Activity: The answer is to be an exact copy of the lines below running from the line with "4. PBE0: 18.981" down to the line with "The run gave", both ends included, and nothing more.

Source data:
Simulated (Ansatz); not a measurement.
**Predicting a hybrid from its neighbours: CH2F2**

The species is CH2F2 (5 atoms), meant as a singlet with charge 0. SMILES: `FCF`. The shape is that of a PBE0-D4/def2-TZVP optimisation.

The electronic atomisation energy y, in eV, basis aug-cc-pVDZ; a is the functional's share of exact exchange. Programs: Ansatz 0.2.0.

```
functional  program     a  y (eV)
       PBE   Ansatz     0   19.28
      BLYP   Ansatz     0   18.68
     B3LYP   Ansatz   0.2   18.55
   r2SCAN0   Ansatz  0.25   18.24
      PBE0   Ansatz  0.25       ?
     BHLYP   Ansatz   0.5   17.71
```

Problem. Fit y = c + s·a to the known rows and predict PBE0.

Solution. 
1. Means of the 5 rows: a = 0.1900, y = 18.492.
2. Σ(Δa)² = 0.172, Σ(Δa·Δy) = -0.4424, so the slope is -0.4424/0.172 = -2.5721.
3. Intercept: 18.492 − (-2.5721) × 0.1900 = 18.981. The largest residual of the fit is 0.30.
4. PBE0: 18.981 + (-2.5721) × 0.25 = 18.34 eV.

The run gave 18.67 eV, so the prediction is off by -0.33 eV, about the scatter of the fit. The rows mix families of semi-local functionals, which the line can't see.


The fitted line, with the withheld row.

Task result:
4. PBE0: 18.981 + (-2.5721) × 0.25 = 18.34 eV.

The run gave 18.67 eV, so the prediction is off by -0.33 eV, about the scatter of the fit. The rows mix families of semi-local functionals, which the line can't see.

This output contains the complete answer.